§ GIVEN ENTRIES
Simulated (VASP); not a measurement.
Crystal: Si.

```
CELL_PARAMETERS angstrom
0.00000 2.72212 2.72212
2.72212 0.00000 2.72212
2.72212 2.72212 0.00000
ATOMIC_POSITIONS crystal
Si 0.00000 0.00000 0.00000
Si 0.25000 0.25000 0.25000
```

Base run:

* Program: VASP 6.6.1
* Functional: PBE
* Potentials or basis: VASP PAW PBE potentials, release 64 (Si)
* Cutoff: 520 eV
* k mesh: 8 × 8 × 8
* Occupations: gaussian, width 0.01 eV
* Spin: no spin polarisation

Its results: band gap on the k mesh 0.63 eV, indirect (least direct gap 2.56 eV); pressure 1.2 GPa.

§ REQUIREMENT
Transcribe the lines from the first line of the records through the line that contains "no spin polarisation", both included, and add nothing else.

§ ANSWER AREA
Simulated (VASP); not a measurement.
Crystal: Si.

```
CELL_PARAMETERS angstrom
0.00000 2.72212 2.72212
2.72212 0.00000 2.72212
2.72212 2.72212 0.00000
ATOMIC_POSITIONS crystal
Si 0.00000 0.00000 0.00000
Si 0.25000 0.25000 0.25000
```

Base run:

* Program: VASP 6.6.1
* Functional: PBE
* Potentials or basis: VASP PAW PBE potentials, release 64 (Si)
* Cutoff: 520 eV
* k mesh: 8 × 8 × 8
* Occupations: gaussian, width 0.01 eV
* Spin: no spin polarisation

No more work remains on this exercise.